Within the entries below, the lines from the one with "Br in VASP and in Ansatz" through the one with "Change from the" are to be set down exactly, both ends kept.

# # # #

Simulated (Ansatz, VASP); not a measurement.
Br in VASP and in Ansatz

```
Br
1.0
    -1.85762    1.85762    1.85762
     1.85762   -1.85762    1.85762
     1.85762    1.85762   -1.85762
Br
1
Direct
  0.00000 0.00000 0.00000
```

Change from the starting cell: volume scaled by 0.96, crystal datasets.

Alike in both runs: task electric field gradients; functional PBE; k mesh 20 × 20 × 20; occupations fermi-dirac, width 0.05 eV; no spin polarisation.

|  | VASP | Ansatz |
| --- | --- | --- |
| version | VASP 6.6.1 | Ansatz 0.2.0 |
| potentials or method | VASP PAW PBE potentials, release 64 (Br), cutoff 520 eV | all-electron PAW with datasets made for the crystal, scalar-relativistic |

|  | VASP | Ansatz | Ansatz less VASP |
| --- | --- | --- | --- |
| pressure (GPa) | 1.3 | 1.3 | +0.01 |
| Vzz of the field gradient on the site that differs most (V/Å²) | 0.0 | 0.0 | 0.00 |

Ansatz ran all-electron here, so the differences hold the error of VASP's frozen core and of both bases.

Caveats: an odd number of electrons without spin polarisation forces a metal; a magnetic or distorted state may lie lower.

# # # #

Exercise solution:
Br in VASP and in Ansatz

```
Br
1.0
    -1.85762    1.85762    1.85762
     1.85762   -1.85762    1.85762
     1.85762    1.85762   -1.85762
Br
1
Direct
  0.00000 0.00000 0.00000
```

Change from the starting cell: volume scaled by 0.96, crystal datasets.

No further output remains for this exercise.